_Activity_
Among the entries below, one stretch runs from the line that contains "1 further run" through the line that contains "C2H2AlF has 6". Repeat that stretch exactly, ends included, and only that.

_Supplied data_
########

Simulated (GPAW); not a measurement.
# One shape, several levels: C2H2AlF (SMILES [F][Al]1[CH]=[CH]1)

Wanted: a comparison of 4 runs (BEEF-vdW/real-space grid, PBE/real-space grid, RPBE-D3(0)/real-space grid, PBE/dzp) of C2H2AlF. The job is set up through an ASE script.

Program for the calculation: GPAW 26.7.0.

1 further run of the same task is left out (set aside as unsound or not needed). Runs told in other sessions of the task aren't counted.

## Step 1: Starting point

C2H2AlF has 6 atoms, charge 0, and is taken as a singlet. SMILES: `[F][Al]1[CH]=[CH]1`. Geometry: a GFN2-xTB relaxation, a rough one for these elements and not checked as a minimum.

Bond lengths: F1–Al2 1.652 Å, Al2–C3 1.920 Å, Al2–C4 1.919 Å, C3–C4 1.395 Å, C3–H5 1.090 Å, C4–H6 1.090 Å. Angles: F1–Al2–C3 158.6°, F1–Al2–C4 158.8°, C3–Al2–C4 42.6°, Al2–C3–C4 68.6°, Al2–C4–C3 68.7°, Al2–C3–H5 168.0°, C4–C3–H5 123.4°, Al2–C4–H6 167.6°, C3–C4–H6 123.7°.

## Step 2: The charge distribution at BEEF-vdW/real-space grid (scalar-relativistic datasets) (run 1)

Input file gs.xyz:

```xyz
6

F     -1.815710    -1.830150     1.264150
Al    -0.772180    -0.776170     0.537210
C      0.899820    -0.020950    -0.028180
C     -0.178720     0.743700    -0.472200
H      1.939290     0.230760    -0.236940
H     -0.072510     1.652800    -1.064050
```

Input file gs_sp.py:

########

_Worked solution_
1 further run of the same task is left out (set aside as unsound or not needed). Runs told in other sessions of the task aren't counted.

## Step 1: Starting point

C2H2AlF has 6 atoms, charge 0, and is taken as a singlet. SMILES: `[F][Al]1[CH]=[CH]1`. Geometry: a GFN2-xTB relaxation, a rough one for these elements and not checked as a minimum.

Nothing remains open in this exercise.